• **BRIEF**
Lines from the start of the data through the line containing "Answer: Pressure 2.4 GPa." must be given again exactly. Leave the others out.

• **INFORMATION PROVIDED**
================
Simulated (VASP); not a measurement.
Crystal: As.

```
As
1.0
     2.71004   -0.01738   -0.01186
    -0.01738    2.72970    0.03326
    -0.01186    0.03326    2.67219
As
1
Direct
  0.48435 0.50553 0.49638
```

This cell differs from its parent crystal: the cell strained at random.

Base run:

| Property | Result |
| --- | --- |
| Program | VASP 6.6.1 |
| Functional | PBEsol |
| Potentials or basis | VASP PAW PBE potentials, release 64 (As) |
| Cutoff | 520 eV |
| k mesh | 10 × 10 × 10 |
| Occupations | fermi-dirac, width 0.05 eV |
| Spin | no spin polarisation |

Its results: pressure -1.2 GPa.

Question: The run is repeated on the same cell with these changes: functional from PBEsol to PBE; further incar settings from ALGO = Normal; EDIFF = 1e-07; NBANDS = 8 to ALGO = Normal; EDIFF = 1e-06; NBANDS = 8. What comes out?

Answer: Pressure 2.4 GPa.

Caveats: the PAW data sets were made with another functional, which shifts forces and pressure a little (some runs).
================

• **YOUR RESPONSE**
Simulated (VASP); not a measurement.
Crystal: As.

```
As
1.0
     2.71004   -0.01738   -0.01186
    -0.01738    2.72970    0.03326
    -0.01186    0.03326    2.67219
As
1
Direct
  0.48435 0.50553 0.49638
```

This cell differs from its parent crystal: the cell strained at random.

Base run:

| Property | Result |
| --- | --- |
| Program | VASP 6.6.1 |
| Functional | PBEsol |
| Potentials or basis | VASP PAW PBE potentials, release 64 (As) |
| Cutoff | 520 eV |
| k mesh | 10 × 10 × 10 |
| Occupations | fermi-dirac, width 0.05 eV |
| Spin | no spin polarisation |

Its results: pressure -1.2 GPa.

Question: The run is repeated on the same cell with these changes: functional from PBEsol to PBE; further incar settings from ALGO = Normal; EDIFF = 1e-07; NBANDS = 8 to ALGO = Normal; EDIFF = 1e-06; NBANDS = 8. What comes out?

Answer: Pressure 2.4 GPa.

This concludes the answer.